Required action:
Begin at the top of the listing below. Write each line out exactly, ending with the line that holds "These are results".

Information shown Block Start

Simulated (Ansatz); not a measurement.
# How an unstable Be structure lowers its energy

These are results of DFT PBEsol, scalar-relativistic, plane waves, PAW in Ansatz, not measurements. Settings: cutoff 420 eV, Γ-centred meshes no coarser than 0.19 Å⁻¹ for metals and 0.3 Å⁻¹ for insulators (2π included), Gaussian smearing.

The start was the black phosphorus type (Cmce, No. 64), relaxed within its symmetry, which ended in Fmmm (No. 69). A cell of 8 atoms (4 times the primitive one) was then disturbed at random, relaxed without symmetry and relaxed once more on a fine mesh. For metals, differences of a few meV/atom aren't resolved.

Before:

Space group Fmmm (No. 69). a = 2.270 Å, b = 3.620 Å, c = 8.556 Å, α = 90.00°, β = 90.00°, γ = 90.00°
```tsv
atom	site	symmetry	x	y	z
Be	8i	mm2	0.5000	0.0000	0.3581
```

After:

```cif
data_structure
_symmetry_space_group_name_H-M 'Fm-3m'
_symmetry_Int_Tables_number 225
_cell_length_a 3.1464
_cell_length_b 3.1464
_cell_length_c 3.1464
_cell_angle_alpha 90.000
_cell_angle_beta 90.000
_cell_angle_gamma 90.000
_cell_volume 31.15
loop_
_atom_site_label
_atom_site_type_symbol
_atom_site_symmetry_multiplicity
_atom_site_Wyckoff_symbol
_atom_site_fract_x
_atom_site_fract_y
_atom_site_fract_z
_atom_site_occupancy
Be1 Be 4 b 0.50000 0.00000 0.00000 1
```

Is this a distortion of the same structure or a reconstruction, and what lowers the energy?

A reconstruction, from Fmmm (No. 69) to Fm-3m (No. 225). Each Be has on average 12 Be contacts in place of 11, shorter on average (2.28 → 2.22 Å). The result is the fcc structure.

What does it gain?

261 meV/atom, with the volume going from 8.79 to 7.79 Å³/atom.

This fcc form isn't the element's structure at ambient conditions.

Information shown Block End

Task answer:
Simulated (Ansatz); not a measurement.
# How an unstable Be structure lowers its energy

These are results of DFT PBEsol, scalar-relativistic, plane waves, PAW in Ansatz, not measurements. Settings: cutoff 420 eV, Γ-centred meshes no coarser than 0.19 Å⁻¹ for metals and 0.3 Å⁻¹ for insulators (2π included), Gaussian smearing.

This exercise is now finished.